_Given records_:
BEGIN

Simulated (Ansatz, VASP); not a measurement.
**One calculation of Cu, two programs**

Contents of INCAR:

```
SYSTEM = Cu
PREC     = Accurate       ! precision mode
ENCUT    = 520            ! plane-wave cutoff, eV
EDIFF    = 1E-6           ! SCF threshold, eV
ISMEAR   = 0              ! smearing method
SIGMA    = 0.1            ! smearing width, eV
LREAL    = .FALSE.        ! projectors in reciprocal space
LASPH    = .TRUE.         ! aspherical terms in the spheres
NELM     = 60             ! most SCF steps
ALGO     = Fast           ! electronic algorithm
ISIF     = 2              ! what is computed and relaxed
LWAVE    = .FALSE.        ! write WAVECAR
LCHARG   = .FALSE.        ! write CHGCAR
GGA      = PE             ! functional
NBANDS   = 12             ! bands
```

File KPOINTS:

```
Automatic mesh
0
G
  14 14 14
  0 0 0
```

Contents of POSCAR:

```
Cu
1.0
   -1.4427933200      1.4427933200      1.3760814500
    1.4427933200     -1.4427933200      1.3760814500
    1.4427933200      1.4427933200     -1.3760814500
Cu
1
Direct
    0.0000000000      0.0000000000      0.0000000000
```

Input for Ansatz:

END

_Required action_: Reproduce the material exactly, and keep every line as it is.

_Written solution_:
Simulated (Ansatz, VASP); not a measurement.
**One calculation of Cu, two programs**

Contents of INCAR:

```
SYSTEM = Cu
PREC     = Accurate       ! precision mode
ENCUT    = 520            ! plane-wave cutoff, eV
EDIFF    = 1E-6           ! SCF threshold, eV
ISMEAR   = 0              ! smearing method
SIGMA    = 0.1            ! smearing width, eV
LREAL    = .FALSE.        ! projectors in reciprocal space
LASPH    = .TRUE.         ! aspherical terms in the spheres
NELM     = 60             ! most SCF steps
ALGO     = Fast           ! electronic algorithm
ISIF     = 2              ! what is computed and relaxed
LWAVE    = .FALSE.        ! write WAVECAR
LCHARG   = .FALSE.        ! write CHGCAR
GGA      = PE             ! functional
NBANDS   = 12             ! bands
```

File KPOINTS:

```
Automatic mesh
0
G
  14 14 14
  0 0 0
```

Contents of POSCAR:

```
Cu
1.0
   -1.4427933200      1.4427933200      1.3760814500
    1.4427933200     -1.4427933200      1.3760814500
    1.4427933200      1.4427933200     -1.3760814500
Cu
1
Direct
    0.0000000000      0.0000000000      0.0000000000
```

Input for Ansatz:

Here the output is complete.